■ Activity
Transcribe the entries, keeping every character the same.

■ Data listing
........
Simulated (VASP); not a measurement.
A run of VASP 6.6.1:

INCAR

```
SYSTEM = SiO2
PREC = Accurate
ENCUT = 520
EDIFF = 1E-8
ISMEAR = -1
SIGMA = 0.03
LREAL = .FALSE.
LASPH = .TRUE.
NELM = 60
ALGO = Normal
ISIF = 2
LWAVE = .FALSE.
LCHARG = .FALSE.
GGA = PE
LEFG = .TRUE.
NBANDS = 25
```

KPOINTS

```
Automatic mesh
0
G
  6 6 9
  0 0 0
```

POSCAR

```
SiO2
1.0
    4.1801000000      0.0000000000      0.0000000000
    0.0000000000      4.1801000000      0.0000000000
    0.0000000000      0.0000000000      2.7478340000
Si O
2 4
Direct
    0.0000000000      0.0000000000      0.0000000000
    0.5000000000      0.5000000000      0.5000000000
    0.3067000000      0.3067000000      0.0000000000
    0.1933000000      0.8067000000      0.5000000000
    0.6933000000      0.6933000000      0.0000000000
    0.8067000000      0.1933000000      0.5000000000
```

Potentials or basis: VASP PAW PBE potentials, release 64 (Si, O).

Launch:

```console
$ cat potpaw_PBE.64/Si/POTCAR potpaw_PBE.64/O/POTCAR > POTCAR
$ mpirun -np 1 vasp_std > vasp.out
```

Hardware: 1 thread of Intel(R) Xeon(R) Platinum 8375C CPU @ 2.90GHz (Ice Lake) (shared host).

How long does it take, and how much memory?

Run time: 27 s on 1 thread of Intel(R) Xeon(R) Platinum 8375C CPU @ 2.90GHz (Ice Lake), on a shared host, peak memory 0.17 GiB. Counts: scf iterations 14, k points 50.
........

■ Exercise output
Simulated (VASP); not a measurement.
A run of VASP 6.6.1:

INCAR

```
SYSTEM = SiO2
PREC = Accurate
ENCUT = 520
EDIFF = 1E-8
ISMEAR = -1
SIGMA = 0.03
LREAL = .FALSE.
LASPH = .TRUE.
NELM = 60
ALGO = Normal
ISIF = 2
LWAVE = .FALSE.
LCHARG = .FALSE.
GGA = PE
LEFG = .TRUE.
NBANDS = 25
```

KPOINTS

```
Automatic mesh
0
G
  6 6 9
  0 0 0
```

POSCAR

```
SiO2
1.0
    4.1801000000      0.0000000000      0.0000000000
    0.0000000000      4.1801000000      0.0000000000
    0.0000000000      0.0000000000      2.7478340000
Si O
2 4
Direct
    0.0000000000      0.0000000000      0.0000000000
    0.5000000000      0.5000000000      0.5000000000
    0.3067000000      0.3067000000      0.0000000000
    0.1933000000      0.8067000000      0.5000000000
    0.6933000000      0.6933000000      0.0000000000
    0.8067000000      0.1933000000      0.5000000000
```

Potentials or basis: VASP PAW PBE potentials, release 64 (Si, O).

Launch:

```console
$ cat potpaw_PBE.64/Si/POTCAR potpaw_PBE.64/O/POTCAR > POTCAR
$ mpirun -np 1 vasp_std > vasp.out
```

Hardware: 1 thread of Intel(R) Xeon(R) Platinum 8375C CPU @ 2.90GHz (Ice Lake) (shared host).

How long does it take, and how much memory?

Run time: 27 s on 1 thread of Intel(R) Xeon(R) Platinum 8375C CPU @ 2.90GHz (Ice Lake), on a shared host, peak memory 0.17 GiB. Counts: scf iterations 14, k points 50.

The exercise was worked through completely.